> **Source information**:
------------

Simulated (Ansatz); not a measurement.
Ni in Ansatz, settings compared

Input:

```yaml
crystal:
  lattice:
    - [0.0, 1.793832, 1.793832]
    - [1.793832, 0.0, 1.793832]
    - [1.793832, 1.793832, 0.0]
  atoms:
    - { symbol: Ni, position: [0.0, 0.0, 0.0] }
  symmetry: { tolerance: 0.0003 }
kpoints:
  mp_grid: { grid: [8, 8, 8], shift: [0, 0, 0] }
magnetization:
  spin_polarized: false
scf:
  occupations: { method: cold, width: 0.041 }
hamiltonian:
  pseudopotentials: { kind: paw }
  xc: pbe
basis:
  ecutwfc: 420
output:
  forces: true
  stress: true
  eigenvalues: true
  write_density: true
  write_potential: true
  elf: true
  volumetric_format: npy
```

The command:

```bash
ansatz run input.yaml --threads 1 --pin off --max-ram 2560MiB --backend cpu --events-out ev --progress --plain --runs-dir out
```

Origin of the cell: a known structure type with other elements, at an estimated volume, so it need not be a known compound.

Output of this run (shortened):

------------

> **Assignment**: Once you reach the line containing "Origin of the", include it and stop; until then, reproduce each line of the listing from its start exactly.

> **Written response**:
Simulated (Ansatz); not a measurement.
Ni in Ansatz, settings compared

Input:

```yaml
crystal:
  lattice:
    - [0.0, 1.793832, 1.793832]
    - [1.793832, 0.0, 1.793832]
    - [1.793832, 1.793832, 0.0]
  atoms:
    - { symbol: Ni, position: [0.0, 0.0, 0.0] }
  symmetry: { tolerance: 0.0003 }
kpoints:
  mp_grid: { grid: [8, 8, 8], shift: [0, 0, 0] }
magnetization:
  spin_polarized: false
scf:
  occupations: { method: cold, width: 0.041 }
hamiltonian:
  pseudopotentials: { kind: paw }
  xc: pbe
basis:
  ecutwfc: 420
output:
  forces: true
  stress: true
  eigenvalues: true
  write_density: true
  write_potential: true
  elf: true
  volumetric_format: npy
```

The command:

```bash
ansatz run input.yaml --threads 1 --pin off --max-ram 2560MiB --backend cpu --events-out ev --progress --plain --runs-dir out
```

Origin of the cell: a known structure type with other elements, at an estimated volume, so it need not be a known compound.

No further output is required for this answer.